▶ **REQUIRED ACTION**: Each line below is to be copied exactly as it appears.

[Opening DATASET section]

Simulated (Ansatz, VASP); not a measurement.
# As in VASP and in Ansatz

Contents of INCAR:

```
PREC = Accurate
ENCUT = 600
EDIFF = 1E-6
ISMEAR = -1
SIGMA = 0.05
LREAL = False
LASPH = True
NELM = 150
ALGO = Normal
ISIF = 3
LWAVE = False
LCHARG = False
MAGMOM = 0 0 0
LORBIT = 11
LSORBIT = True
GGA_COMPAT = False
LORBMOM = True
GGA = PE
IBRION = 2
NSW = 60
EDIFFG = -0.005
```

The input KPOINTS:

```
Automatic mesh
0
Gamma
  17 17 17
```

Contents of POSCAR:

[Closing DATASET section]

▶ **EXERCISE RESPONSE**:
Simulated (Ansatz, VASP); not a measurement.
# As in VASP and in Ansatz

Contents of INCAR:

```
PREC = Accurate
ENCUT = 600
EDIFF = 1E-6
ISMEAR = -1
SIGMA = 0.05
LREAL = False
LASPH = True
NELM = 150
ALGO = Normal
ISIF = 3
LWAVE = False
LCHARG = False
MAGMOM = 0 0 0
LORBIT = 11
LSORBIT = True
GGA_COMPAT = False
LORBMOM = True
GGA = PE
IBRION = 2
NSW = 60
EDIFFG = -0.005
```

The input KPOINTS:

```
Automatic mesh
0
Gamma
  17 17 17
```

Contents of POSCAR:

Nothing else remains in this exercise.